- [WORK TASK] Starting at the first line of the records below, transcribe each line exactly, ending with the line that contains "Breaking a bond: SMILES".

....................
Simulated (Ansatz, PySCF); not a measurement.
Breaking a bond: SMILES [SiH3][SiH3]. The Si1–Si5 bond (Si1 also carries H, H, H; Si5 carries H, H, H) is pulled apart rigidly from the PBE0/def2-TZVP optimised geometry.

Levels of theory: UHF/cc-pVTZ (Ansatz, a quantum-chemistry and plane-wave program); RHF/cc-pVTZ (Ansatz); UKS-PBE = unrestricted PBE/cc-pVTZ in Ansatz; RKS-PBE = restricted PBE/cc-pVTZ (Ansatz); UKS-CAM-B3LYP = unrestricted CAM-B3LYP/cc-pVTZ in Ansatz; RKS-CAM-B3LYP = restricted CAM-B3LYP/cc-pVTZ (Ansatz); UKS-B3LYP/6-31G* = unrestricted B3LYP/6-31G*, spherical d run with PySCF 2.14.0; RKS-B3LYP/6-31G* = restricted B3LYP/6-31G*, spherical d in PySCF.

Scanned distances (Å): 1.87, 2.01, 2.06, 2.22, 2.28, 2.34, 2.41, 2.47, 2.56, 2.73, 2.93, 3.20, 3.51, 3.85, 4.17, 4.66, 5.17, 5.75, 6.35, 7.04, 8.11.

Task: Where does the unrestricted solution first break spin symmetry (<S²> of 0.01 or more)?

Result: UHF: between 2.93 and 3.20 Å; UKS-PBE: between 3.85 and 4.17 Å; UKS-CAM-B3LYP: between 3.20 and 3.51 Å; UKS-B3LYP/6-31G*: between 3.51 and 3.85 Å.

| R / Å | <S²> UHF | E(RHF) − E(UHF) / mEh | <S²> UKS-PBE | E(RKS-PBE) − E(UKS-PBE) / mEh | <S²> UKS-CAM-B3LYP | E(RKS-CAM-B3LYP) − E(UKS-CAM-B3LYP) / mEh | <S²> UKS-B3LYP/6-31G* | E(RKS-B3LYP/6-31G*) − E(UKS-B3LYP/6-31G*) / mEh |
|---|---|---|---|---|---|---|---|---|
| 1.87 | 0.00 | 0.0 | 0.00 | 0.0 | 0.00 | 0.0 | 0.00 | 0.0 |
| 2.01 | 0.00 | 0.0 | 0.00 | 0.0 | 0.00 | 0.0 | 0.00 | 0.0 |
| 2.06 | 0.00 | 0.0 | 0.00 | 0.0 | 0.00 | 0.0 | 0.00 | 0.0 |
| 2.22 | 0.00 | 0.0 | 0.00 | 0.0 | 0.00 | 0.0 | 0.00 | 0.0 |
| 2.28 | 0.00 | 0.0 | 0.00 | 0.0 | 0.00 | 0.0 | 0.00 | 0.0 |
....................

- [TASK OUTPUT]
Simulated (Ansatz, PySCF); not a measurement.
Breaking a bond: SMILES [SiH3][SiH3]. The Si1–Si5 bond (Si1 also carries H, H, H; Si5 carries H, H, H) is pulled apart rigidly from the PBE0/def2-TZVP optimised geometry.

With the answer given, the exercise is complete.